========

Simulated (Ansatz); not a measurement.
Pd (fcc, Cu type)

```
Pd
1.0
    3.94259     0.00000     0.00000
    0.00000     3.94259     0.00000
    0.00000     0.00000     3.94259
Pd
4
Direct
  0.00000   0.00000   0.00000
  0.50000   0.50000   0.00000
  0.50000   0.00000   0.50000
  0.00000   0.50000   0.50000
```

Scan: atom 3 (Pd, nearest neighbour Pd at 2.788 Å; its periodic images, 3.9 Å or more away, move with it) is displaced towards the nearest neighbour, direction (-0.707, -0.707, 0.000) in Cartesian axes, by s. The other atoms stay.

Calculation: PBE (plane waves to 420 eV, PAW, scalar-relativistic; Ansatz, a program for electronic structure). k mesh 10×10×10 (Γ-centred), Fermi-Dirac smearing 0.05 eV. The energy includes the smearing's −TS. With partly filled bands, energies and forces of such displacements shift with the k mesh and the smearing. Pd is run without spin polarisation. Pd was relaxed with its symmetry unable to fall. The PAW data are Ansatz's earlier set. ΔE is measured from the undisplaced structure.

========

_Brief_: Would you repeat each of the lines above exactly?

_Response_:
Simulated (Ansatz); not a measurement.
Pd (fcc, Cu type)

```
Pd
1.0
    3.94259     0.00000     0.00000
    0.00000     3.94259     0.00000
    0.00000     0.00000     3.94259
Pd
4
Direct
  0.00000   0.00000   0.00000
  0.50000   0.50000   0.00000
  0.50000   0.00000   0.50000
  0.00000   0.50000   0.50000
```

Scan: atom 3 (Pd, nearest neighbour Pd at 2.788 Å; its periodic images, 3.9 Å or more away, move with it) is displaced towards the nearest neighbour, direction (-0.707, -0.707, 0.000) in Cartesian axes, by s. The other atoms stay.

Calculation: PBE (plane waves to 420 eV, PAW, scalar-relativistic; Ansatz, a program for electronic structure). k mesh 10×10×10 (Γ-centred), Fermi-Dirac smearing 0.05 eV. The energy includes the smearing's −TS. With partly filled bands, energies and forces of such displacements shift with the k mesh and the smearing. Pd is run without spin polarisation. Pd was relaxed with its symmetry unable to fall. The PAW data are Ansatz's earlier set. ΔE is measured from the undisplaced structure.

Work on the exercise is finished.